┌──
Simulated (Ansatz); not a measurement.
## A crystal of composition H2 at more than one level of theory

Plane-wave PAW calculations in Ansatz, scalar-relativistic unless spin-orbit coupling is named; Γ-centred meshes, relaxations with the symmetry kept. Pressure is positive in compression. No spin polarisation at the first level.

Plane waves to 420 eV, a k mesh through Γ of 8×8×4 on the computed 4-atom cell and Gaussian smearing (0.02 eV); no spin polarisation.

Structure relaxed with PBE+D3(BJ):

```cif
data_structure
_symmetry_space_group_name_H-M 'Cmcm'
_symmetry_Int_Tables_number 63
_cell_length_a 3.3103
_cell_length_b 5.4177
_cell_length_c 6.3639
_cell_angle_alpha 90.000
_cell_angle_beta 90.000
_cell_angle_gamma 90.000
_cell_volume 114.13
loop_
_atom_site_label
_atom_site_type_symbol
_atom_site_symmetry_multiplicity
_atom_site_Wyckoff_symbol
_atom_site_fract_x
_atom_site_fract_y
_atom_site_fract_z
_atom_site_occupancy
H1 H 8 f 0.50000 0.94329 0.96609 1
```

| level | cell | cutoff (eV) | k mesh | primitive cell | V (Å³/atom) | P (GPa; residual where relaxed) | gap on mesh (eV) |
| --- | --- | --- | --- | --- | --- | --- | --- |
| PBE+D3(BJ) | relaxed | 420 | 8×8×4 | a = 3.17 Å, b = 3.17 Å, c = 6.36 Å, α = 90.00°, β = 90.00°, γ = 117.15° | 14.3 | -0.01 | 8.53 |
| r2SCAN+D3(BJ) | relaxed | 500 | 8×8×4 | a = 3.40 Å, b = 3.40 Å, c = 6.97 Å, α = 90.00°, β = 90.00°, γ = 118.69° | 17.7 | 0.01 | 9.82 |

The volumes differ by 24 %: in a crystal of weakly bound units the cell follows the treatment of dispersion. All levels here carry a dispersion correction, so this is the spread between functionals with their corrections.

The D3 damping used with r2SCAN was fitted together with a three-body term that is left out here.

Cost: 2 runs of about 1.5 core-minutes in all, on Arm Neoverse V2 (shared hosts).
└──

**EXERCISE**
Print the material above verbatim, first line through the line containing "The D3 damping", both included.

**TASK RESPONSE**
Simulated (Ansatz); not a measurement.
## A crystal of composition H2 at more than one level of theory

Plane-wave PAW calculations in Ansatz, scalar-relativistic unless spin-orbit coupling is named; Γ-centred meshes, relaxations with the symmetry kept. Pressure is positive in compression. No spin polarisation at the first level.

Plane waves to 420 eV, a k mesh through Γ of 8×8×4 on the computed 4-atom cell and Gaussian smearing (0.02 eV); no spin polarisation.

Structure relaxed with PBE+D3(BJ):

```cif
data_structure
_symmetry_space_group_name_H-M 'Cmcm'
_symmetry_Int_Tables_number 63
_cell_length_a 3.3103
_cell_length_b 5.4177
_cell_length_c 6.3639
_cell_angle_alpha 90.000
_cell_angle_beta 90.000
_cell_angle_gamma 90.000
_cell_volume 114.13
loop_
_atom_site_label
_atom_site_type_symbol
_atom_site_symmetry_multiplicity
_atom_site_Wyckoff_symbol
_atom_site_fract_x
_atom_site_fract_y
_atom_site_fract_z
_atom_site_occupancy
H1 H 8 f 0.50000 0.94329 0.96609 1
```

| level | cell | cutoff (eV) | k mesh | primitive cell | V (Å³/atom) | P (GPa; residual where relaxed) | gap on mesh (eV) |
| --- | --- | --- | --- | --- | --- | --- | --- |
| PBE+D3(BJ) | relaxed | 420 | 8×8×4 | a = 3.17 Å, b = 3.17 Å, c = 6.36 Å, α = 90.00°, β = 90.00°, γ = 117.15° | 14.3 | -0.01 | 8.53 |
| r2SCAN+D3(BJ) | relaxed | 500 | 8×8×4 | a = 3.40 Å, b = 3.40 Å, c = 6.97 Å, α = 90.00°, β = 90.00°, γ = 118.69° | 17.7 | 0.01 | 9.82 |

The volumes differ by 24 %: in a crystal of weakly bound units the cell follows the treatment of dispersion. All levels here carry a dispersion correction, so this is the spread between functionals with their corrections.

The D3 damping used with r2SCAN was fitted together with a three-body term that is left out here.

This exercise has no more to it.